WORK INSTRUCTION: Could you retype all of the entries below word for word?

DATA RECORDS:
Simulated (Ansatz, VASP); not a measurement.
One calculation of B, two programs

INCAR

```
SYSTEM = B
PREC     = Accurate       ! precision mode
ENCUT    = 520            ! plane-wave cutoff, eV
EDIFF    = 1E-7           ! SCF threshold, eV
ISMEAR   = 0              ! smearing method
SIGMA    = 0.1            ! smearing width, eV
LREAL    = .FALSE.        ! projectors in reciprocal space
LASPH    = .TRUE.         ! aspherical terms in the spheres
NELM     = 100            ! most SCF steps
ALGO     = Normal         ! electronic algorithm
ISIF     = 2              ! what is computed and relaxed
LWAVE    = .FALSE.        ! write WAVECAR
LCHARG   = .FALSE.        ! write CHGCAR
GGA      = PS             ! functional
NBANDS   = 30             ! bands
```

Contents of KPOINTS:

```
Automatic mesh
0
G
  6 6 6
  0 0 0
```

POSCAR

RESPONSE AREA:
Simulated (Ansatz, VASP); not a measurement.
One calculation of B, two programs

INCAR

```
SYSTEM = B
PREC     = Accurate       ! precision mode
ENCUT    = 520            ! plane-wave cutoff, eV
EDIFF    = 1E-7           ! SCF threshold, eV
ISMEAR   = 0              ! smearing method
SIGMA    = 0.1            ! smearing width, eV
LREAL    = .FALSE.        ! projectors in reciprocal space
LASPH    = .TRUE.         ! aspherical terms in the spheres
NELM     = 100            ! most SCF steps
ALGO     = Normal         ! electronic algorithm
ISIF     = 2              ! what is computed and relaxed
LWAVE    = .FALSE.        ! write WAVECAR
LCHARG   = .FALSE.        ! write CHGCAR
GGA      = PS             ! functional
NBANDS   = 30             ! bands
```

Contents of KPOINTS:

```
Automatic mesh
0
G
  6 6 6
  0 0 0
```

POSCAR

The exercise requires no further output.